WORK ITEM: The line containing "Third-order Birch–Murnaghan: P" marks the end, so write out exactly every line from the top of the entries below through that one.

------------------------

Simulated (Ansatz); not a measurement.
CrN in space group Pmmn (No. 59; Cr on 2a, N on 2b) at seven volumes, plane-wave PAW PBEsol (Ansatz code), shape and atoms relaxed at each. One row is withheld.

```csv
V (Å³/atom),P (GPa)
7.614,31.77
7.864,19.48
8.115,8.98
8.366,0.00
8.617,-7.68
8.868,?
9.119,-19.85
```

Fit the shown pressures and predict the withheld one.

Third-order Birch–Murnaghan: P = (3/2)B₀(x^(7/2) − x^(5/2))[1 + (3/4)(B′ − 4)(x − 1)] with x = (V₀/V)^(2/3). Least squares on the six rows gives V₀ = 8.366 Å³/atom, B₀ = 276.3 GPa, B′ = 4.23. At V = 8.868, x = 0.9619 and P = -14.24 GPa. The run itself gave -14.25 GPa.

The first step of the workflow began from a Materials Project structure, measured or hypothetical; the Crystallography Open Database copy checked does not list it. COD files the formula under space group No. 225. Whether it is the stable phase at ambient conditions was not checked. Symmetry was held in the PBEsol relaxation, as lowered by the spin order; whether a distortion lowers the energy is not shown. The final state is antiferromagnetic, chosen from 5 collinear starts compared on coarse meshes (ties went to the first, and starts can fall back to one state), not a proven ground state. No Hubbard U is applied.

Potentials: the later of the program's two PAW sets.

------------------------

TASK RESULT:
Simulated (Ansatz); not a measurement.
CrN in space group Pmmn (No. 59; Cr on 2a, N on 2b) at seven volumes, plane-wave PAW PBEsol (Ansatz code), shape and atoms relaxed at each. One row is withheld.

```csv
V (Å³/atom),P (GPa)
7.614,31.77
7.864,19.48
8.115,8.98
8.366,0.00
8.617,-7.68
8.868,?
9.119,-19.85
```

Fit the shown pressures and predict the withheld one.

Third-order Birch–Murnaghan: P = (3/2)B₀(x^(7/2) − x^(5/2))[1 + (3/4)(B′ − 4)(x − 1)] with x = (V₀/V)^(2/3). Least squares on the six rows gives V₀ = 8.366 Å³/atom, B₀ = 276.3 GPa, B′ = 4.23. At V = 8.868, x = 0.9619 and P = -14.24 GPa. The run itself gave -14.25 GPa.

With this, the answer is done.